__MATERIAL PROVIDED__:

-- -- --

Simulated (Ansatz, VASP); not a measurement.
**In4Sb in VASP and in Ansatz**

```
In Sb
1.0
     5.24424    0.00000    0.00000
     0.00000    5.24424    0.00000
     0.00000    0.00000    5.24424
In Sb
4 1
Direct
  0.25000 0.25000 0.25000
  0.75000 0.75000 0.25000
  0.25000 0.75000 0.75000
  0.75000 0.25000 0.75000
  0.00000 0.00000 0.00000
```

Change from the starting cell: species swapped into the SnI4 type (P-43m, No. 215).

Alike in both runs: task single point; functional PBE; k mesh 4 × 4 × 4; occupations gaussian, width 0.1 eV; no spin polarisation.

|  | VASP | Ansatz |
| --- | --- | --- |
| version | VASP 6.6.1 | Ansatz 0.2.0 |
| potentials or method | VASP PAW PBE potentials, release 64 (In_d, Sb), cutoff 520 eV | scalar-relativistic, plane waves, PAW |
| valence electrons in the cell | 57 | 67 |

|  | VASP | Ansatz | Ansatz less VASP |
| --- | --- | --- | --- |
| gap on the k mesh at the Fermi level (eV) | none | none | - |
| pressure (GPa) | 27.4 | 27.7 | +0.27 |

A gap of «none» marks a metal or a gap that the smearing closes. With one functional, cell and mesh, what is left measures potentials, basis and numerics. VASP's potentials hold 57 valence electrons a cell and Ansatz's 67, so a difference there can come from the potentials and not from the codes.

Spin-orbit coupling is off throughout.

-- -- --

__ACTIVITY__: Every line from the top of the material through the line containing "from the codes." must be transcribed exactly, and no other line may appear.

__TASK RESULT__:
Simulated (Ansatz, VASP); not a measurement.
**In4Sb in VASP and in Ansatz**

```
In Sb
1.0
     5.24424    0.00000    0.00000
     0.00000    5.24424    0.00000
     0.00000    0.00000    5.24424
In Sb
4 1
Direct
  0.25000 0.25000 0.25000
  0.75000 0.75000 0.25000
  0.25000 0.75000 0.75000
  0.75000 0.25000 0.75000
  0.00000 0.00000 0.00000
```

Change from the starting cell: species swapped into the SnI4 type (P-43m, No. 215).

Alike in both runs: task single point; functional PBE; k mesh 4 × 4 × 4; occupations gaussian, width 0.1 eV; no spin polarisation.

|  | VASP | Ansatz |
| --- | --- | --- |
| version | VASP 6.6.1 | Ansatz 0.2.0 |
| potentials or method | VASP PAW PBE potentials, release 64 (In_d, Sb), cutoff 520 eV | scalar-relativistic, plane waves, PAW |
| valence electrons in the cell | 57 | 67 |

|  | VASP | Ansatz | Ansatz less VASP |
| --- | --- | --- | --- |
| gap on the k mesh at the Fermi level (eV) | none | none | - |
| pressure (GPa) | 27.4 | 27.7 | +0.27 |

A gap of «none» marks a metal or a gap that the smearing closes. With one functional, cell and mesh, what is left measures potentials, basis and numerics. VASP's potentials hold 57 valence electrons a cell and Ansatz's 67, so a difference there can come from the potentials and not from the codes.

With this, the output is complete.